+++++
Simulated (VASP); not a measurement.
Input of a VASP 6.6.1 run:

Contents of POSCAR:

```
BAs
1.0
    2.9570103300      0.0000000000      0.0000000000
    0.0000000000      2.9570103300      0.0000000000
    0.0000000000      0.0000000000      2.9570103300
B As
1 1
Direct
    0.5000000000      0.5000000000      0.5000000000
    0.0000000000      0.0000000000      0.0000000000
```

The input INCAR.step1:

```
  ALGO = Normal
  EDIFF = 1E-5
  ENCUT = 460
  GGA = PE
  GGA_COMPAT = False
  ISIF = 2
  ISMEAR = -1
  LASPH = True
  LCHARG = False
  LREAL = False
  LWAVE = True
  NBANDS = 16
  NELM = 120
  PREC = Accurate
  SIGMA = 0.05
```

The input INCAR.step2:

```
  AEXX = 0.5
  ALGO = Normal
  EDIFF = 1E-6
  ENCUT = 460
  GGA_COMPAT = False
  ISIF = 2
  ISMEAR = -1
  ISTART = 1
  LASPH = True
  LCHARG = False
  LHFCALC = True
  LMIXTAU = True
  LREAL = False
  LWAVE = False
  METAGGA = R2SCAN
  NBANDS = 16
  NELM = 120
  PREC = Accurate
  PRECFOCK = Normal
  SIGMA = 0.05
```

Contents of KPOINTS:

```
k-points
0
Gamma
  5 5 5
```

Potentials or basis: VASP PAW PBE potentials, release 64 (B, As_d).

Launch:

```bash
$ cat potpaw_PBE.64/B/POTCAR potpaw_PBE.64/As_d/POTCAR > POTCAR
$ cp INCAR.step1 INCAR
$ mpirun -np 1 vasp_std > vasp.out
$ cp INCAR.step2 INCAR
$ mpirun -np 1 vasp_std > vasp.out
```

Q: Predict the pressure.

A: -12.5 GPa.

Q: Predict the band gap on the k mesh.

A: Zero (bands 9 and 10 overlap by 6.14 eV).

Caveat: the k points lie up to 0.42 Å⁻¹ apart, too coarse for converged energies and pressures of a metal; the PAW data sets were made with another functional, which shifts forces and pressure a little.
+++++

With the first line of the material as the start and the line containing "A: Zero (bands 9 and 10 overlap by 6.14 eV)." as the end, repeat that span exactly and add nothing.

Simulated (VASP); not a measurement.
Input of a VASP 6.6.1 run:

Contents of POSCAR:

```
BAs
1.0
    2.9570103300      0.0000000000      0.0000000000
    0.0000000000      2.9570103300      0.0000000000
    0.0000000000      0.0000000000      2.9570103300
B As
1 1
Direct
    0.5000000000      0.5000000000      0.5000000000
    0.0000000000      0.0000000000      0.0000000000
```

The input INCAR.step1:

```
  ALGO = Normal
  EDIFF = 1E-5
  ENCUT = 460
  GGA = PE
  GGA_COMPAT = False
  ISIF = 2
  ISMEAR = -1
  LASPH = True
  LCHARG = False
  LREAL = False
  LWAVE = True
  NBANDS = 16
  NELM = 120
  PREC = Accurate
  SIGMA = 0.05
```

The input INCAR.step2:

```
  AEXX = 0.5
  ALGO = Normal
  EDIFF = 1E-6
  ENCUT = 460
  GGA_COMPAT = False
  ISIF = 2
  ISMEAR = -1
  ISTART = 1
  LASPH = True
  LCHARG = False
  LHFCALC = True
  LMIXTAU = True
  LREAL = False
  LWAVE = False
  METAGGA = R2SCAN
  NBANDS = 16
  NELM = 120
  PREC = Accurate
  PRECFOCK = Normal
  SIGMA = 0.05
```

Contents of KPOINTS:

```
k-points
0
Gamma
  5 5 5
```

Potentials or basis: VASP PAW PBE potentials, release 64 (B, As_d).

Launch:

```bash
$ cat potpaw_PBE.64/B/POTCAR potpaw_PBE.64/As_d/POTCAR > POTCAR
$ cp INCAR.step1 INCAR
$ mpirun -np 1 vasp_std > vasp.out
$ cp INCAR.step2 INCAR
$ mpirun -np 1 vasp_std > vasp.out
```

Q: Predict the pressure.

A: -12.5 GPa.

Q: Predict the band gap on the k mesh.

A: Zero (bands 9 and 10 overlap by 6.14 eV).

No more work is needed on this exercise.